Excerpted records:
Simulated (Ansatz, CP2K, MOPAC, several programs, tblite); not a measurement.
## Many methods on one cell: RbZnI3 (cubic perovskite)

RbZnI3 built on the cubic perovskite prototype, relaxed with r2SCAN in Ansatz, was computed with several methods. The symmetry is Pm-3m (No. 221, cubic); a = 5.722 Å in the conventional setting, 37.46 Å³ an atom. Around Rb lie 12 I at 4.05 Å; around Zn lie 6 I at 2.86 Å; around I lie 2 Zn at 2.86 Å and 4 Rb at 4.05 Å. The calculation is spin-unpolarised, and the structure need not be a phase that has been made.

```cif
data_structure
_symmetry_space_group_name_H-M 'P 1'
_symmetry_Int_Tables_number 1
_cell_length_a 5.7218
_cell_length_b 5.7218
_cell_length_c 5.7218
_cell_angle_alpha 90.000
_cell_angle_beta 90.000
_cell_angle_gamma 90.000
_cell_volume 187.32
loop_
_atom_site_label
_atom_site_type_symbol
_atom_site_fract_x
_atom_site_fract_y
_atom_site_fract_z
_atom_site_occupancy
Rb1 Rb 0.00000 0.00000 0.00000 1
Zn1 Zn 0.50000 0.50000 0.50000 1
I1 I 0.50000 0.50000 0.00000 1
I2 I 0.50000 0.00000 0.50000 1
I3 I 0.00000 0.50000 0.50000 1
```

Action item: All lines from the first line of the listing above through the line containing "## Many methods" are to be retyped exactly. Leave out any other line.

Worked solution:
Simulated (Ansatz, CP2K, MOPAC, several programs, tblite); not a measurement.
## Many methods on one cell: RbZnI3 (cubic perovskite)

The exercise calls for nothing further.